▶ WORK REQUEST: Return each line of the material below exactly. Begin at the first and end on the line with "Computed with PHREEQC".

THE DATA Block Start

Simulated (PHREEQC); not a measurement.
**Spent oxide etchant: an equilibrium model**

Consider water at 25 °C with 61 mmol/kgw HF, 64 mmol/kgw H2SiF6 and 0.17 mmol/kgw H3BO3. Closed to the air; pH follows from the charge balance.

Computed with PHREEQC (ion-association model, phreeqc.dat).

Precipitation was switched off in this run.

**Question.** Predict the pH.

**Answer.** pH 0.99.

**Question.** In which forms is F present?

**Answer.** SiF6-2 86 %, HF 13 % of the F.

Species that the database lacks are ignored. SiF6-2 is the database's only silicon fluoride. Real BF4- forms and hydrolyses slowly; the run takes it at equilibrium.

THE DATA Block End

▶ YOUR SOLUTION:
Simulated (PHREEQC); not a measurement.
**Spent oxide etchant: an equilibrium model**

Consider water at 25 °C with 61 mmol/kgw HF, 64 mmol/kgw H2SiF6 and 0.17 mmol/kgw H3BO3. Closed to the air; pH follows from the charge balance.

Computed with PHREEQC (ion-association model, phreeqc.dat).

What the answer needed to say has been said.